== DATASET

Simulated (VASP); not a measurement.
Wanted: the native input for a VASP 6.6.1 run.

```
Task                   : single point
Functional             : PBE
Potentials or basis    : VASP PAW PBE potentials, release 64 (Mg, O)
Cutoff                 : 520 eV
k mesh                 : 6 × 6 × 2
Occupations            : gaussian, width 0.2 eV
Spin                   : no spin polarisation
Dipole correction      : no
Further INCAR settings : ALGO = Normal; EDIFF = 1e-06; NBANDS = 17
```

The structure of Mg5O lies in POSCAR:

====

REQUIREMENT: Set down all of the entries exactly, please.

EXERCISE SOLUTION:
Simulated (VASP); not a measurement.
Wanted: the native input for a VASP 6.6.1 run.

```
Task                   : single point
Functional             : PBE
Potentials or basis    : VASP PAW PBE potentials, release 64 (Mg, O)
Cutoff                 : 520 eV
k mesh                 : 6 × 6 × 2
Occupations            : gaussian, width 0.2 eV
Spin                   : no spin polarisation
Dipole correction      : no
Further INCAR settings : ALGO = Normal; EDIFF = 1e-06; NBANDS = 17
```

The structure of Mg5O lies in POSCAR:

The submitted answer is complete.